···
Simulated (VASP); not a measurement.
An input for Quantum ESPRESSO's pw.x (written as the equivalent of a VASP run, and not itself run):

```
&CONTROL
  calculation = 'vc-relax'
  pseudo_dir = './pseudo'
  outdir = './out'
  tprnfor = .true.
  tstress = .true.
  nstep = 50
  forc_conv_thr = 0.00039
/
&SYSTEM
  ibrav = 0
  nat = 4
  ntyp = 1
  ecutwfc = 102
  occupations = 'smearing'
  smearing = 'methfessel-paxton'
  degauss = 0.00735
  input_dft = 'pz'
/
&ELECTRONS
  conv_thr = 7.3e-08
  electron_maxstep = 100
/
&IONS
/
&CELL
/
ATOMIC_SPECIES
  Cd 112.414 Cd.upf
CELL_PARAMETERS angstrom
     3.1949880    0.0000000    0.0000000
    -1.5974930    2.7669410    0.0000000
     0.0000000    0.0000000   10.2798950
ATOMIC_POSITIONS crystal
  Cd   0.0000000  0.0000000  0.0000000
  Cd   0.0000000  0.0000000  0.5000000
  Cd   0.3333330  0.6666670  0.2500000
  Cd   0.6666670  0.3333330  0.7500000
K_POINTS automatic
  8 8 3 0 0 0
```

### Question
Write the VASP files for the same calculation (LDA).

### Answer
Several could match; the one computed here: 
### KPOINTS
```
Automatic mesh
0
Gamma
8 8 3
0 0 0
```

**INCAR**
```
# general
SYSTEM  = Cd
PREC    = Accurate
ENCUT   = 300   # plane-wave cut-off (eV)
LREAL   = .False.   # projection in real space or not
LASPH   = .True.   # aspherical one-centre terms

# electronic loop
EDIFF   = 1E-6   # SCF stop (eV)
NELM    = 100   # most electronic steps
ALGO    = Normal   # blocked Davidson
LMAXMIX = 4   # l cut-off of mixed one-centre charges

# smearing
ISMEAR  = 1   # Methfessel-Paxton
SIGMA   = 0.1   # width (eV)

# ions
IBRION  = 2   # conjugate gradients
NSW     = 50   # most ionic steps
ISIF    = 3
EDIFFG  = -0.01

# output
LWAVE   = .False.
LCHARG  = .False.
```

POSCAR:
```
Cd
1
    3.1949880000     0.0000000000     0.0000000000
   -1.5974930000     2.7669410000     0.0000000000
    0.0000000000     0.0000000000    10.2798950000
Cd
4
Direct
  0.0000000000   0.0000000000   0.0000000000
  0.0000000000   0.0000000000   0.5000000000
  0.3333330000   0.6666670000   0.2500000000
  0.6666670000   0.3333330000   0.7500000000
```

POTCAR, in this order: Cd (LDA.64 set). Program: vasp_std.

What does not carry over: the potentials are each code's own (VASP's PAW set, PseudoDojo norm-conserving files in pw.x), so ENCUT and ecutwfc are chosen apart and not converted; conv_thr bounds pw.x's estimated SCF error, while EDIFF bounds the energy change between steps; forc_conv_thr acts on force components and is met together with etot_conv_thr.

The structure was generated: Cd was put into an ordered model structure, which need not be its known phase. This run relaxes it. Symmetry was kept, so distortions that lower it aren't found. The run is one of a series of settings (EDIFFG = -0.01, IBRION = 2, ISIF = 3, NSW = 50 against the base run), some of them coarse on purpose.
···

Exercise: Reproduce exactly the lines of the records above from the one with "Write the VASP" to the one with "What does not", both included, and leave out everything else.

Written response:
Write the VASP files for the same calculation (LDA).

### Answer
Several could match; the one computed here: 
### KPOINTS
```
Automatic mesh
0
Gamma
8 8 3
0 0 0
```

**INCAR**
```
# general
SYSTEM  = Cd
PREC    = Accurate
ENCUT   = 300   # plane-wave cut-off (eV)
LREAL   = .False.   # projection in real space or not
LASPH   = .True.   # aspherical one-centre terms

# electronic loop
EDIFF   = 1E-6   # SCF stop (eV)
NELM    = 100   # most electronic steps
ALGO    = Normal   # blocked Davidson
LMAXMIX = 4   # l cut-off of mixed one-centre charges

# smearing
ISMEAR  = 1   # Methfessel-Paxton
SIGMA   = 0.1   # width (eV)

# ions
IBRION  = 2   # conjugate gradients
NSW     = 50   # most ionic steps
ISIF    = 3
EDIFFG  = -0.01

# output
LWAVE   = .False.
LCHARG  = .False.
```

POSCAR:
```
Cd
1
    3.1949880000     0.0000000000     0.0000000000
   -1.5974930000     2.7669410000     0.0000000000
    0.0000000000     0.0000000000    10.2798950000
Cd
4
Direct
  0.0000000000   0.0000000000   0.0000000000
  0.0000000000   0.0000000000   0.5000000000
  0.3333330000   0.6666670000   0.2500000000
  0.6666670000   0.3333330000   0.7500000000
```

POTCAR, in this order: Cd (LDA.64 set). Program: vasp_std.

What does not carry over: the potentials are each code's own (VASP's PAW set, PseudoDojo norm-conserving files in pw.x), so ENCUT and ecutwfc are chosen apart and not converted; conv_thr bounds pw.x's estimated SCF error, while EDIFF bounds the energy change between steps; forc_conv_thr acts on force components and is met together with etot_conv_thr.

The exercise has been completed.